- **INFORMATION SHOWN**:
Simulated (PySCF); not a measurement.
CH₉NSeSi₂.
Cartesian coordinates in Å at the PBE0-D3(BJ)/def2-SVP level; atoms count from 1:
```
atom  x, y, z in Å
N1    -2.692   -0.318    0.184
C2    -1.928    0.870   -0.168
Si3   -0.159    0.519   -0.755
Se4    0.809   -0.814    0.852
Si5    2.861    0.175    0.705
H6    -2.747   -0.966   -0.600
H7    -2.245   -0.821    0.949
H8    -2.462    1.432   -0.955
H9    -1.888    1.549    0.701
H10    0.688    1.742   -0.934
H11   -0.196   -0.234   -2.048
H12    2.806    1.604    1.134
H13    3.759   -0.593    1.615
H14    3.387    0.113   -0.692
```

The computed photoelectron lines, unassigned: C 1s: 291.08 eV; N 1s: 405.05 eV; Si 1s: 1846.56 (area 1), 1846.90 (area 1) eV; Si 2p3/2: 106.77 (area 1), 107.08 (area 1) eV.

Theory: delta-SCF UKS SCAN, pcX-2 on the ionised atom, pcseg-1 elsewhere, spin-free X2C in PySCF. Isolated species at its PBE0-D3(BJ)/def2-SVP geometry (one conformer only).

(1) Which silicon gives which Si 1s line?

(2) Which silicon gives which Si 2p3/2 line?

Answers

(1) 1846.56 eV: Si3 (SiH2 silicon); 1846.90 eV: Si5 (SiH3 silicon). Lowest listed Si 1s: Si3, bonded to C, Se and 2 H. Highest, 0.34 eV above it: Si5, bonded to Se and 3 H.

- **TASK ITEM**: The whole listing needs repeating. Match each line exactly.

- **EXERCISE RESPONSE**:
Simulated (PySCF); not a measurement.
CH₉NSeSi₂.
Cartesian coordinates in Å at the PBE0-D3(BJ)/def2-SVP level; atoms count from 1:
```
atom  x, y, z in Å
N1    -2.692   -0.318    0.184
C2    -1.928    0.870   -0.168
Si3   -0.159    0.519   -0.755
Se4    0.809   -0.814    0.852
Si5    2.861    0.175    0.705
H6    -2.747   -0.966   -0.600
H7    -2.245   -0.821    0.949
H8    -2.462    1.432   -0.955
H9    -1.888    1.549    0.701
H10    0.688    1.742   -0.934
H11   -0.196   -0.234   -2.048
H12    2.806    1.604    1.134
H13    3.759   -0.593    1.615
H14    3.387    0.113   -0.692
```

The computed photoelectron lines, unassigned: C 1s: 291.08 eV; N 1s: 405.05 eV; Si 1s: 1846.56 (area 1), 1846.90 (area 1) eV; Si 2p3/2: 106.77 (area 1), 107.08 (area 1) eV.

Theory: delta-SCF UKS SCAN, pcX-2 on the ionised atom, pcseg-1 elsewhere, spin-free X2C in PySCF. Isolated species at its PBE0-D3(BJ)/def2-SVP geometry (one conformer only).

(1) Which silicon gives which Si 1s line?

(2) Which silicon gives which Si 2p3/2 line?

Answers

(1) 1846.56 eV: Si3 (SiH2 silicon); 1846.90 eV: Si5 (SiH3 silicon). Lowest listed Si 1s: Si3, bonded to C, Se and 2 H. Highest, 0.34 eV above it: Si5, bonded to Se and 3 H.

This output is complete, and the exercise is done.